[Brief]
From the entries below, retype only the lines from the one with "Ansatz 0.2.0 |" through the one with "Result: gap on", exactly as written.

[Entries supplied]
[Start of Attachment]
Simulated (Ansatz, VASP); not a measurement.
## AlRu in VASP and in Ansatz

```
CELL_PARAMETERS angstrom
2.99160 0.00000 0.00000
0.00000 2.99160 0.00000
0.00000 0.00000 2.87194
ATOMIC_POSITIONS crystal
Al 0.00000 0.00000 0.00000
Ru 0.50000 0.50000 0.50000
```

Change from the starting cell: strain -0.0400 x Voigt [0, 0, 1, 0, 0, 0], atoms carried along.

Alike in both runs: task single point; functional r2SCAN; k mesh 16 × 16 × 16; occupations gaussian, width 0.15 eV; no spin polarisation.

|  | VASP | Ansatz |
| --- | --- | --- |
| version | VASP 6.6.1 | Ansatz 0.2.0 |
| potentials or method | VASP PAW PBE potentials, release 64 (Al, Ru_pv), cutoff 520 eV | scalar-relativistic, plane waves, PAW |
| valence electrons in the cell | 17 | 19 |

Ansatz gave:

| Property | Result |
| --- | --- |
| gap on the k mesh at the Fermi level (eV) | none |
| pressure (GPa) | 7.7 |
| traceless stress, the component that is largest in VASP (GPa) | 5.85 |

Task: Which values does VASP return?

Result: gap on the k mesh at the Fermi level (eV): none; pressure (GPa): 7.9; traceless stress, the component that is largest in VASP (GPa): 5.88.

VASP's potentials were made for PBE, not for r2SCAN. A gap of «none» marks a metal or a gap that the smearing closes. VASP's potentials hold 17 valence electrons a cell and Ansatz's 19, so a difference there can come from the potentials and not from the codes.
[End of Attachment]

[Your solution]
| version | VASP 6.6.1 | Ansatz 0.2.0 |
| potentials or method | VASP PAW PBE potentials, release 64 (Al, Ru_pv), cutoff 520 eV | scalar-relativistic, plane waves, PAW |
| valence electrons in the cell | 17 | 19 |

Ansatz gave:

| Property | Result |
| --- | --- |
| gap on the k mesh at the Fermi level (eV) | none |
| pressure (GPa) | 7.7 |
| traceless stress, the component that is largest in VASP (GPa) | 5.85 |

Task: Which values does VASP return?

Result: gap on the k mesh at the Fermi level (eV): none; pressure (GPa): 7.9; traceless stress, the component that is largest in VASP (GPa): 5.88.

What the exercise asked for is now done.